----------

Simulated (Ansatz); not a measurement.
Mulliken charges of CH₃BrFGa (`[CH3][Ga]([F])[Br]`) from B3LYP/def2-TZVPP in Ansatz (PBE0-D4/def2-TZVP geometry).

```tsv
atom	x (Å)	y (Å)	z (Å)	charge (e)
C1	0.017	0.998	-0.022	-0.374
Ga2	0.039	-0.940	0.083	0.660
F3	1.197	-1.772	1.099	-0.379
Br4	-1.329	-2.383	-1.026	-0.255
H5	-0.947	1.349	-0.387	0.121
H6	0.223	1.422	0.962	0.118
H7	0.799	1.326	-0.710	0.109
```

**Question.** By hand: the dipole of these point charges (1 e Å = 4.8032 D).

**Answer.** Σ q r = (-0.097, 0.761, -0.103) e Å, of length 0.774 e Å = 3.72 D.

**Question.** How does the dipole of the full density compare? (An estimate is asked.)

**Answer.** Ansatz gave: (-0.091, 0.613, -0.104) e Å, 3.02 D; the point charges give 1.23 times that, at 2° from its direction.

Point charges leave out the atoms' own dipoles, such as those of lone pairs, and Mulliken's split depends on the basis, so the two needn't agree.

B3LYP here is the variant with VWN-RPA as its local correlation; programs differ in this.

----------

WORK ORDER => Please output only the lines from the first line of the entries through the line with "Point charges leave", both included, exactly as written.

WRITTEN REPLY =>
Simulated (Ansatz); not a measurement.
Mulliken charges of CH₃BrFGa (`[CH3][Ga]([F])[Br]`) from B3LYP/def2-TZVPP in Ansatz (PBE0-D4/def2-TZVP geometry).

```tsv
atom	x (Å)	y (Å)	z (Å)	charge (e)
C1	0.017	0.998	-0.022	-0.374
Ga2	0.039	-0.940	0.083	0.660
F3	1.197	-1.772	1.099	-0.379
Br4	-1.329	-2.383	-1.026	-0.255
H5	-0.947	1.349	-0.387	0.121
H6	0.223	1.422	0.962	0.118
H7	0.799	1.326	-0.710	0.109
```

**Question.** By hand: the dipole of these point charges (1 e Å = 4.8032 D).

**Answer.** Σ q r = (-0.097, 0.761, -0.103) e Å, of length 0.774 e Å = 3.72 D.

**Question.** How does the dipole of the full density compare? (An estimate is asked.)

**Answer.** Ansatz gave: (-0.091, 0.613, -0.104) e Å, 3.02 D; the point charges give 1.23 times that, at 2° from its direction.

Point charges leave out the atoms' own dipoles, such as those of lone pairs, and Mulliken's split depends on the basis, so the two needn't agree.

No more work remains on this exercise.